### Action item:
Write out the data below exactly, beginning with the first line and ending once the line that has "Dimer: CH4O (SMILES" is written.

☆ ☆ ☆ ☆ ☆

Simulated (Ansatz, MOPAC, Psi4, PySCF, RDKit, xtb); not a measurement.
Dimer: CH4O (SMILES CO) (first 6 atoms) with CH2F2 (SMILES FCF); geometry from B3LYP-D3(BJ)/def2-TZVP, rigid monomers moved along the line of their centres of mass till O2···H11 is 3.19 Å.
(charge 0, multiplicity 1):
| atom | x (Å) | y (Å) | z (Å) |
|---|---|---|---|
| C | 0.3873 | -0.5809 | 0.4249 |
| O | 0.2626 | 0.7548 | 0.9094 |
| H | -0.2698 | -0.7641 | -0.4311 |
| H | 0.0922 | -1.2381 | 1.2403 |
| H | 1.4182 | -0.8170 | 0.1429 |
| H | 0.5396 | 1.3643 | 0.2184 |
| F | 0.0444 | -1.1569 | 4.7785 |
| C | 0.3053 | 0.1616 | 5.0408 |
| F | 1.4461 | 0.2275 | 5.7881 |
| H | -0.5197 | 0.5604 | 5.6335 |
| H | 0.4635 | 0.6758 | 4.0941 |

☆ ☆ ☆ ☆ ☆

### Response area:
Simulated (Ansatz, MOPAC, Psi4, PySCF, RDKit, xtb); not a measurement.
Dimer: CH4O (SMILES CO) (first 6 atoms) with CH2F2 (SMILES FCF); geometry from B3LYP-D3(BJ)/def2-TZVP, rigid monomers moved along the line of their centres of mass till O2···H11 is 3.19 Å.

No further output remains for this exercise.